▶ _WORK INSTRUCTION_: Please repeat the records exactly from their first line, finishing at the line containing "The settings run" and including it.

(DATA FOR ANALYSIS begins)
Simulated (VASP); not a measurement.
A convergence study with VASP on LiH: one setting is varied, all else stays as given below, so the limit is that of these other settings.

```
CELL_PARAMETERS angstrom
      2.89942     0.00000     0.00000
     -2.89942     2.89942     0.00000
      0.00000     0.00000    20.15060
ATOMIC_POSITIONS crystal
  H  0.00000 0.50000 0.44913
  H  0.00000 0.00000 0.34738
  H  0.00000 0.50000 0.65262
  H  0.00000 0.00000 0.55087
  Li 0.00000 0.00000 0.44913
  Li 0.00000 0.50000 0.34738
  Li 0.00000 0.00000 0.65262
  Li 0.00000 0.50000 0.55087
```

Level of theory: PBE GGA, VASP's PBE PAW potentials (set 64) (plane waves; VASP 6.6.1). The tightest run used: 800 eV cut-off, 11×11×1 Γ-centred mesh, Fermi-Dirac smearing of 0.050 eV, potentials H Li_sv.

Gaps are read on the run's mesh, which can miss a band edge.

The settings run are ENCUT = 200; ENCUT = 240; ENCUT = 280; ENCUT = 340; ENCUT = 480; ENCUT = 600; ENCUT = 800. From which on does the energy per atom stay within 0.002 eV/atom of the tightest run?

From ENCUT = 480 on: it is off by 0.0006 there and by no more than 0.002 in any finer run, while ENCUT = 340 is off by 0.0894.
(DATA FOR ANALYSIS ends)

▶ _REPLY_:
Simulated (VASP); not a measurement.
A convergence study with VASP on LiH: one setting is varied, all else stays as given below, so the limit is that of these other settings.

```
CELL_PARAMETERS angstrom
      2.89942     0.00000     0.00000
     -2.89942     2.89942     0.00000
      0.00000     0.00000    20.15060
ATOMIC_POSITIONS crystal
  H  0.00000 0.50000 0.44913
  H  0.00000 0.00000 0.34738
  H  0.00000 0.50000 0.65262
  H  0.00000 0.00000 0.55087
  Li 0.00000 0.00000 0.44913
  Li 0.00000 0.50000 0.34738
  Li 0.00000 0.00000 0.65262
  Li 0.00000 0.50000 0.55087
```

Level of theory: PBE GGA, VASP's PBE PAW potentials (set 64) (plane waves; VASP 6.6.1). The tightest run used: 800 eV cut-off, 11×11×1 Γ-centred mesh, Fermi-Dirac smearing of 0.050 eV, potentials H Li_sv.

Gaps are read on the run's mesh, which can miss a band edge.

The settings run are ENCUT = 200; ENCUT = 240; ENCUT = 280; ENCUT = 340; ENCUT = 480; ENCUT = 600; ENCUT = 800. From which on does the energy per atom stay within 0.002 eV/atom of the tightest run?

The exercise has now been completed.